### Requirement
A line below contains "The image is", and a later one contains "Answer: Face-centred cubic (Cu type).". Repeat both, with every line between them, exactly.

### Dataset content
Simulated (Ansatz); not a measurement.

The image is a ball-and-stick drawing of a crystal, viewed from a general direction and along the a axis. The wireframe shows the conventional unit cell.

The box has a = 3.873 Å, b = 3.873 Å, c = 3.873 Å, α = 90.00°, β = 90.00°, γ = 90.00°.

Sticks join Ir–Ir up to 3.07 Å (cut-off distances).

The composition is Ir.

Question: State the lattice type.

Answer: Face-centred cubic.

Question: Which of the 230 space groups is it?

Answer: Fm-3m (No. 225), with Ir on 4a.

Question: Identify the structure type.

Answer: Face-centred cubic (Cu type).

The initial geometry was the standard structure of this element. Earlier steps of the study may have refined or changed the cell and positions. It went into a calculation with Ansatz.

### Exercise solution
The image is a ball-and-stick drawing of a crystal, viewed from a general direction and along the a axis. The wireframe shows the conventional unit cell.

The box has a = 3.873 Å, b = 3.873 Å, c = 3.873 Å, α = 90.00°, β = 90.00°, γ = 90.00°.

Sticks join Ir–Ir up to 3.07 Å (cut-off distances).

The composition is Ir.

Question: State the lattice type.

Answer: Face-centred cubic.

Question: Which of the 230 space groups is it?

Answer: Fm-3m (No. 225), with Ir on 4a.

Question: Identify the structure type.

Answer: Face-centred cubic (Cu type).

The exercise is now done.